════════════════

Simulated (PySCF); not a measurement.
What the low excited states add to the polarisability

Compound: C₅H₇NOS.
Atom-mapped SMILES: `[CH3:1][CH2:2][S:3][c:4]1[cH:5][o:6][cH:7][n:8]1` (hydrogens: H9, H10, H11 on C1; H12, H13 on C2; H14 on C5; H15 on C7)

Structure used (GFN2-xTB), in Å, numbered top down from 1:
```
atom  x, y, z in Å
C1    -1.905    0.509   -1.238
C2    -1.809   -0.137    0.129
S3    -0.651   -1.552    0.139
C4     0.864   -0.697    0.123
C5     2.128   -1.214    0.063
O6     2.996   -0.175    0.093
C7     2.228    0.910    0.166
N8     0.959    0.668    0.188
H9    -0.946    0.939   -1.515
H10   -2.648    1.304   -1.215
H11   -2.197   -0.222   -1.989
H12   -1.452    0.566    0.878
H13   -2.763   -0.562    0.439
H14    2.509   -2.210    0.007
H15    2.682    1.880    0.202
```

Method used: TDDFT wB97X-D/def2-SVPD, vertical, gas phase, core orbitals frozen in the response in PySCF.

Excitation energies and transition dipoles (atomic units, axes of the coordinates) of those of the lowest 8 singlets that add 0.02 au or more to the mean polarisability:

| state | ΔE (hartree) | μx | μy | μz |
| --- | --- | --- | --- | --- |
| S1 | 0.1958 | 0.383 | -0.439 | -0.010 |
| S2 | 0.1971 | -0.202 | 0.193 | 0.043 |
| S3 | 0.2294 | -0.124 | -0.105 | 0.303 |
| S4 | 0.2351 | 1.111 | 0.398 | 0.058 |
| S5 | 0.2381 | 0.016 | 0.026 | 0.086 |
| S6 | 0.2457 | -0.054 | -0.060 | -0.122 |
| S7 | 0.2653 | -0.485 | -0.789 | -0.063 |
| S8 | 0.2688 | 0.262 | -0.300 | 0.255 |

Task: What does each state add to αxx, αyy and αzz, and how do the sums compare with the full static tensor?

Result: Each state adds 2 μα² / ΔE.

════════════════

• Activity: Once you find the line containing "-0.439 | -0.010 |", stop: reproduce exactly that line and every line of the data before it, and nothing else.

• Result:
Simulated (PySCF); not a measurement.
What the low excited states add to the polarisability

Compound: C₅H₇NOS.
Atom-mapped SMILES: `[CH3:1][CH2:2][S:3][c:4]1[cH:5][o:6][cH:7][n:8]1` (hydrogens: H9, H10, H11 on C1; H12, H13 on C2; H14 on C5; H15 on C7)

Structure used (GFN2-xTB), in Å, numbered top down from 1:
```
atom  x, y, z in Å
C1    -1.905    0.509   -1.238
C2    -1.809   -0.137    0.129
S3    -0.651   -1.552    0.139
C4     0.864   -0.697    0.123
C5     2.128   -1.214    0.063
O6     2.996   -0.175    0.093
C7     2.228    0.910    0.166
N8     0.959    0.668    0.188
H9    -0.946    0.939   -1.515
H10   -2.648    1.304   -1.215
H11   -2.197   -0.222   -1.989
H12   -1.452    0.566    0.878
H13   -2.763   -0.562    0.439
H14    2.509   -2.210    0.007
H15    2.682    1.880    0.202
```

Method used: TDDFT wB97X-D/def2-SVPD, vertical, gas phase, core orbitals frozen in the response in PySCF.

Excitation energies and transition dipoles (atomic units, axes of the coordinates) of those of the lowest 8 singlets that add 0.02 au or more to the mean polarisability:

| state | ΔE (hartree) | μx | μy | μz |
| --- | --- | --- | --- | --- |
| S1 | 0.1958 | 0.383 | -0.439 | -0.010 |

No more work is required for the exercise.